## Work task
Would you please copy every line of the material that follows, exactly as it reads?

## Provided material
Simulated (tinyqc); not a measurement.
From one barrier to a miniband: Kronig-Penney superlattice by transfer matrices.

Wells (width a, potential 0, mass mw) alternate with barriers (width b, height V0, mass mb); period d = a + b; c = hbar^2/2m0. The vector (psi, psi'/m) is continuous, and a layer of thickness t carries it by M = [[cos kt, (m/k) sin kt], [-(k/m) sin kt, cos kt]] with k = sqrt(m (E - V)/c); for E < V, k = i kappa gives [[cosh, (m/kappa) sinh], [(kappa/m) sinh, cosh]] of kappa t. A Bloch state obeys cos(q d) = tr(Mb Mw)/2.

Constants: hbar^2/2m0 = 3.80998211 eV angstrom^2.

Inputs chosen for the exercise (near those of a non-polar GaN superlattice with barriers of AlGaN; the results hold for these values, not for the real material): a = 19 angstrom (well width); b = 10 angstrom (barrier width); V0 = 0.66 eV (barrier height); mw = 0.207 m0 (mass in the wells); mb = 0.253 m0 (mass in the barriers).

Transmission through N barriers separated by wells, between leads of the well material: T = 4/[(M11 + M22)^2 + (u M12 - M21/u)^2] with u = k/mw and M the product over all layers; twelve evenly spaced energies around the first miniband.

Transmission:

## Written solution
Simulated (tinyqc); not a measurement.
From one barrier to a miniband: Kronig-Penney superlattice by transfer matrices.

Wells (width a, potential 0, mass mw) alternate with barriers (width b, height V0, mass mb); period d = a + b; c = hbar^2/2m0. The vector (psi, psi'/m) is continuous, and a layer of thickness t carries it by M = [[cos kt, (m/k) sin kt], [-(k/m) sin kt, cos kt]] with k = sqrt(m (E - V)/c); for E < V, k = i kappa gives [[cosh, (m/kappa) sinh], [(kappa/m) sinh, cosh]] of kappa t. A Bloch state obeys cos(q d) = tr(Mb Mw)/2.

Constants: hbar^2/2m0 = 3.80998211 eV angstrom^2.

Inputs chosen for the exercise (near those of a non-polar GaN superlattice with barriers of AlGaN; the results hold for these values, not for the real material): a = 19 angstrom (well width); b = 10 angstrom (barrier width); V0 = 0.66 eV (barrier height); mw = 0.207 m0 (mass in the wells); mb = 0.253 m0 (mass in the barriers).

Transmission through N barriers separated by wells, between leads of the well material: T = 4/[(M11 + M22)^2 + (u M12 - M21/u)^2] with u = k/mw and M the product over all layers; twelve evenly spaced energies around the first miniband.

Transmission:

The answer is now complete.